REQUIRED ACTION:
When the line containing "- Program: VASP 6.6.1" is reached, include it and end there; set down verbatim every line before it, starting at the top of the records.

MATERIAL SUPPLIED:
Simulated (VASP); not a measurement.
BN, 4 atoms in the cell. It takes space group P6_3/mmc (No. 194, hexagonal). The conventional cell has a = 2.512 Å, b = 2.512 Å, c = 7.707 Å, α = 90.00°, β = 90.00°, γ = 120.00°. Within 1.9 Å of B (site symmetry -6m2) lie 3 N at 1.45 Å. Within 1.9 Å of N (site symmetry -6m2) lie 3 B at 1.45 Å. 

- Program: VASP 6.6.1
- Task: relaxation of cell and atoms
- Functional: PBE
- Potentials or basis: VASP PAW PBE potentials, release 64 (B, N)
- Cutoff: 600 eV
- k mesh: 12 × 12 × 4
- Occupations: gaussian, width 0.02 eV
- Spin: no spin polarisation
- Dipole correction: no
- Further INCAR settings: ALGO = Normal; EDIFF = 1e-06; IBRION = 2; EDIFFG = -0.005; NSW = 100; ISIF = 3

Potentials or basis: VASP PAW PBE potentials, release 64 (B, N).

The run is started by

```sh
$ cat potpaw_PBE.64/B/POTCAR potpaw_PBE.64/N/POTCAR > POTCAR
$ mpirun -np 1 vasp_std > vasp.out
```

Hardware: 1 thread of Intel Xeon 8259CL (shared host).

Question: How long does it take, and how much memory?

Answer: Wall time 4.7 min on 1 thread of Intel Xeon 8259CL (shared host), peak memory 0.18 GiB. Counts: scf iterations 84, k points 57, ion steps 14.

WRITTEN ANSWER:
Simulated (VASP); not a measurement.
BN, 4 atoms in the cell. It takes space group P6_3/mmc (No. 194, hexagonal). The conventional cell has a = 2.512 Å, b = 2.512 Å, c = 7.707 Å, α = 90.00°, β = 90.00°, γ = 120.00°. Within 1.9 Å of B (site symmetry -6m2) lie 3 N at 1.45 Å. Within 1.9 Å of N (site symmetry -6m2) lie 3 B at 1.45 Å. 

- Program: VASP 6.6.1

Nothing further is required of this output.